Work request: Write out the following records exactly, each one in full.

Dataset entries:
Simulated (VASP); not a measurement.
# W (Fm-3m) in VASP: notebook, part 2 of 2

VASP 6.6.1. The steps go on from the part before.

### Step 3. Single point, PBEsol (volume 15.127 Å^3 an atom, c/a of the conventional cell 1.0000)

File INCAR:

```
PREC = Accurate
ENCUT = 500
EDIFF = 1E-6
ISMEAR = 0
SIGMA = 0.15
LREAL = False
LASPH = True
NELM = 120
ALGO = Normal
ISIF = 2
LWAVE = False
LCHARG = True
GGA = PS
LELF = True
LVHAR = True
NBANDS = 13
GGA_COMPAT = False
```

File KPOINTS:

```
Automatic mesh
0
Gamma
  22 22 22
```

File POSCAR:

Response box:
Simulated (VASP); not a measurement.
# W (Fm-3m) in VASP: notebook, part 2 of 2

VASP 6.6.1. The steps go on from the part before.

### Step 3. Single point, PBEsol (volume 15.127 Å^3 an atom, c/a of the conventional cell 1.0000)

File INCAR:

```
PREC = Accurate
ENCUT = 500
EDIFF = 1E-6
ISMEAR = 0
SIGMA = 0.15
LREAL = False
LASPH = True
NELM = 120
ALGO = Normal
ISIF = 2
LWAVE = False
LCHARG = True
GGA = PS
LELF = True
LVHAR = True
NBANDS = 13
GGA_COMPAT = False
```

File KPOINTS:

```
Automatic mesh
0
Gamma
  22 22 22
```

File POSCAR:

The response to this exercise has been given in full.